- Supplied data:
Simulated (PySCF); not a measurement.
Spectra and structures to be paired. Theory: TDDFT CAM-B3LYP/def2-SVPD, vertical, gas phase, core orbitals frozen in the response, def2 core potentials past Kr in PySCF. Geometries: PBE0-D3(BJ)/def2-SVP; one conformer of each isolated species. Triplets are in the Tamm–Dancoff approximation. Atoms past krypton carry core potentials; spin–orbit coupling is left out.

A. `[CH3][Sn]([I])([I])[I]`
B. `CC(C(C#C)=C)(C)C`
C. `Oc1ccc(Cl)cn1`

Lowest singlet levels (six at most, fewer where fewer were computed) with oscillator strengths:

- Work order: Please restate the material above, word for word and in full.

- Written solution:
Simulated (PySCF); not a measurement.
Spectra and structures to be paired. Theory: TDDFT CAM-B3LYP/def2-SVPD, vertical, gas phase, core orbitals frozen in the response, def2 core potentials past Kr in PySCF. Geometries: PBE0-D3(BJ)/def2-SVP; one conformer of each isolated species. Triplets are in the Tamm–Dancoff approximation. Atoms past krypton carry core potentials; spin–orbit coupling is left out.

A. `[CH3][Sn]([I])([I])[I]`
B. `CC(C(C#C)=C)(C)C`
C. `Oc1ccc(Cl)cn1`

Lowest singlet levels (six at most, fewer where fewer were computed) with oscillator strengths:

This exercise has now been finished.